## ASSIGNED TASK:
Reproduce the entries exactly. Omit none of them.

## INFORMATION:
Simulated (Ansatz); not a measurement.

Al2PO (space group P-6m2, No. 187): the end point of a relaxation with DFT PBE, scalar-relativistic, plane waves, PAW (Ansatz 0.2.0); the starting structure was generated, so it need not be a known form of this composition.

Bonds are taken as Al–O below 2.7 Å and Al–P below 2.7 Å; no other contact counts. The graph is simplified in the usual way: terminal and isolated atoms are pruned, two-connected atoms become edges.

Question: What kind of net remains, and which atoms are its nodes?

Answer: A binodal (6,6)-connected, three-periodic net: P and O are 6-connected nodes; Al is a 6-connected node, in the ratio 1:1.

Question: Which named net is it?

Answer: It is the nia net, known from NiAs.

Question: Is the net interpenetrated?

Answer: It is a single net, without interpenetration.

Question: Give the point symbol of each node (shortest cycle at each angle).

## TASK ANSWER:
Simulated (Ansatz); not a measurement.

Al2PO (space group P-6m2, No. 187): the end point of a relaxation with DFT PBE, scalar-relativistic, plane waves, PAW (Ansatz 0.2.0); the starting structure was generated, so it need not be a known form of this composition.

Bonds are taken as Al–O below 2.7 Å and Al–P below 2.7 Å; no other contact counts. The graph is simplified in the usual way: terminal and isolated atoms are pruned, two-connected atoms become edges.

Question: What kind of net remains, and which atoms are its nodes?

Answer: A binodal (6,6)-connected, three-periodic net: P and O are 6-connected nodes; Al is a 6-connected node, in the ratio 1:1.

Question: Which named net is it?

Answer: It is the nia net, known from NiAs.

Question: Is the net interpenetrated?

Answer: It is a single net, without interpenetration.

Question: Give the point symbol of each node (shortest cycle at each angle).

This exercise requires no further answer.